◆ **Work request**
Lines from the top of the entries down to the line with "Question: Work out" must be set down exactly as they stand, with both ends retained.

◆ **Extracted records**

<<<<

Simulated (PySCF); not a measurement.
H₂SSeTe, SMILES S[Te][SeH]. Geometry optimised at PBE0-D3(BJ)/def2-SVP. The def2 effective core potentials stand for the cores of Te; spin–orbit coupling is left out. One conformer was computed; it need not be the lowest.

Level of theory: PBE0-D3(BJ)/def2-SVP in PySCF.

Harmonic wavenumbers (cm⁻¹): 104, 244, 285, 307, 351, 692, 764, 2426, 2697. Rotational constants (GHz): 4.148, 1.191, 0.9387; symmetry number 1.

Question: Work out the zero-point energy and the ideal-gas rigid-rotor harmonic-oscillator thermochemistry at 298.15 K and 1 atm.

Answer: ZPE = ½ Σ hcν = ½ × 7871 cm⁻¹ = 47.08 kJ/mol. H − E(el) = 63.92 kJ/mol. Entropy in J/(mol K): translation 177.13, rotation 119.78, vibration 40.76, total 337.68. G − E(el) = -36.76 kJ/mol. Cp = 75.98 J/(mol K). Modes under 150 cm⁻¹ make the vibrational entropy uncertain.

>>>>

◆ **Task output**
Simulated (PySCF); not a measurement.
H₂SSeTe, SMILES S[Te][SeH]. Geometry optimised at PBE0-D3(BJ)/def2-SVP. The def2 effective core potentials stand for the cores of Te; spin–orbit coupling is left out. One conformer was computed; it need not be the lowest.

Level of theory: PBE0-D3(BJ)/def2-SVP in PySCF.

Harmonic wavenumbers (cm⁻¹): 104, 244, 285, 307, 351, 692, 764, 2426, 2697. Rotational constants (GHz): 4.148, 1.191, 0.9387; symmetry number 1.

Question: Work out the zero-point energy and the ideal-gas rigid-rotor harmonic-oscillator thermochemistry at 298.15 K and 1 atm.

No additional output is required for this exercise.